### [Action item]
Can you return the records below exactly as they stand, but only from the first line through the one with "Pressure: 0.4 GPa"?

### [Data section]
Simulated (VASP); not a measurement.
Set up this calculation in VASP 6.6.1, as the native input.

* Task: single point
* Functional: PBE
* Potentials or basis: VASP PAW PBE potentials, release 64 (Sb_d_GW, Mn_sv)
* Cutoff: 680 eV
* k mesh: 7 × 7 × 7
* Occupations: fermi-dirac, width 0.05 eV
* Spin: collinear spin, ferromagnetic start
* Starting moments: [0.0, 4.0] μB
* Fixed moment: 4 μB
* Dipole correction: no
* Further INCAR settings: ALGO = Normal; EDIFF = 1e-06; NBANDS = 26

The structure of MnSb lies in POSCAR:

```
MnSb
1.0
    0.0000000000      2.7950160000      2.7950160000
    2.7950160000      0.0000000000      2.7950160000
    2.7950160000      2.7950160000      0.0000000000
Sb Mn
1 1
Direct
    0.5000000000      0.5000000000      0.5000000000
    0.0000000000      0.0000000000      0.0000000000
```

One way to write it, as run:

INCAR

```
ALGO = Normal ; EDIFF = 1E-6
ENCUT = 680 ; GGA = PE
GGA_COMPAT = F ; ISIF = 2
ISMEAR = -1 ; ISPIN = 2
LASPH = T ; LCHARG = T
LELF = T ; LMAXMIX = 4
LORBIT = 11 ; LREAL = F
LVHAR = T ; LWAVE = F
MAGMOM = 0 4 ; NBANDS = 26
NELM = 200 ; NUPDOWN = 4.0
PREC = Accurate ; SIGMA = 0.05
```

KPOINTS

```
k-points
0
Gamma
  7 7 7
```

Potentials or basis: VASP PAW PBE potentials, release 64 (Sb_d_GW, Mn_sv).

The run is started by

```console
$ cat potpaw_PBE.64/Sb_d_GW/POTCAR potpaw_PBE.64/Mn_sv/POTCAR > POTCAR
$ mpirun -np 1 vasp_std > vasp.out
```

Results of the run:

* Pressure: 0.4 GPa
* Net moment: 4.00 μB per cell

### [Problem solution]
Simulated (VASP); not a measurement.
Set up this calculation in VASP 6.6.1, as the native input.

* Task: single point
* Functional: PBE
* Potentials or basis: VASP PAW PBE potentials, release 64 (Sb_d_GW, Mn_sv)
* Cutoff: 680 eV
* k mesh: 7 × 7 × 7
* Occupations: fermi-dirac, width 0.05 eV
* Spin: collinear spin, ferromagnetic start
* Starting moments: [0.0, 4.0] μB
* Fixed moment: 4 μB
* Dipole correction: no
* Further INCAR settings: ALGO = Normal; EDIFF = 1e-06; NBANDS = 26

The structure of MnSb lies in POSCAR:

```
MnSb
1.0
    0.0000000000      2.7950160000      2.7950160000
    2.7950160000      0.0000000000      2.7950160000
    2.7950160000      2.7950160000      0.0000000000
Sb Mn
1 1
Direct
    0.5000000000      0.5000000000      0.5000000000
    0.0000000000      0.0000000000      0.0000000000
```

One way to write it, as run:

INCAR

```
ALGO = Normal ; EDIFF = 1E-6
ENCUT = 680 ; GGA = PE
GGA_COMPAT = F ; ISIF = 2
ISMEAR = -1 ; ISPIN = 2
LASPH = T ; LCHARG = T
LELF = T ; LMAXMIX = 4
LORBIT = 11 ; LREAL = F
LVHAR = T ; LWAVE = F
MAGMOM = 0 4 ; NBANDS = 26
NELM = 200 ; NUPDOWN = 4.0
PREC = Accurate ; SIGMA = 0.05
```

KPOINTS

```
k-points
0
Gamma
  7 7 7
```

Potentials or basis: VASP PAW PBE potentials, release 64 (Sb_d_GW, Mn_sv).

The run is started by

```console
$ cat potpaw_PBE.64/Sb_d_GW/POTCAR potpaw_PBE.64/Mn_sv/POTCAR > POTCAR
$ mpirun -np 1 vasp_std > vasp.out
```

Results of the run:

* Pressure: 0.4 GPa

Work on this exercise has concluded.